--- Task item ---
Will you write out all the entries below exactly?

--- Dataset extract ---
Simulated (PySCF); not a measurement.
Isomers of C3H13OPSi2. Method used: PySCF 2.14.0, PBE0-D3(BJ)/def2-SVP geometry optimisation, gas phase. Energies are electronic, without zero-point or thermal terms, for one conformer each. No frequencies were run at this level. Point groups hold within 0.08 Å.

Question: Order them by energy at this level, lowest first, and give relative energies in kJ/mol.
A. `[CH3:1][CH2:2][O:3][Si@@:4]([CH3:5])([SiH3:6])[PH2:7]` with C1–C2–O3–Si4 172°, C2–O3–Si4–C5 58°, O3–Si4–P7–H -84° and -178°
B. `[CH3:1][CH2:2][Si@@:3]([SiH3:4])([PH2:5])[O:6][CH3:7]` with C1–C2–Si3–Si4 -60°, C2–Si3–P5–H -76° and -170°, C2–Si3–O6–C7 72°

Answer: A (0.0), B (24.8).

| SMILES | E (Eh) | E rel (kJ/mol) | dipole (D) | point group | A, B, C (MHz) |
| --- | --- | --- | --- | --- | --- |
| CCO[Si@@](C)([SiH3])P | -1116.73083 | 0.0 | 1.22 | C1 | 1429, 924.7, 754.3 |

--- Written solution ---
Simulated (PySCF); not a measurement.
Isomers of C3H13OPSi2. Method used: PySCF 2.14.0, PBE0-D3(BJ)/def2-SVP geometry optimisation, gas phase. Energies are electronic, without zero-point or thermal terms, for one conformer each. No frequencies were run at this level. Point groups hold within 0.08 Å.

Question: Order them by energy at this level, lowest first, and give relative energies in kJ/mol.
A. `[CH3:1][CH2:2][O:3][Si@@:4]([CH3:5])([SiH3:6])[PH2:7]` with C1–C2–O3–Si4 172°, C2–O3–Si4–C5 58°, O3–Si4–P7–H -84° and -178°
B. `[CH3:1][CH2:2][Si@@:3]([SiH3:4])([PH2:5])[O:6][CH3:7]` with C1–C2–Si3–Si4 -60°, C2–Si3–P5–H -76° and -170°, C2–Si3–O6–C7 72°

Answer: A (0.0), B (24.8).

| SMILES | E (Eh) | E rel (kJ/mol) | dipole (D) | point group | A, B, C (MHz) |
| --- | --- | --- | --- | --- | --- |
| CCO[Si@@](C)([SiH3])P | -1116.73083 | 0.0 | 1.22 | C1 | 1429, 924.7, 754.3 |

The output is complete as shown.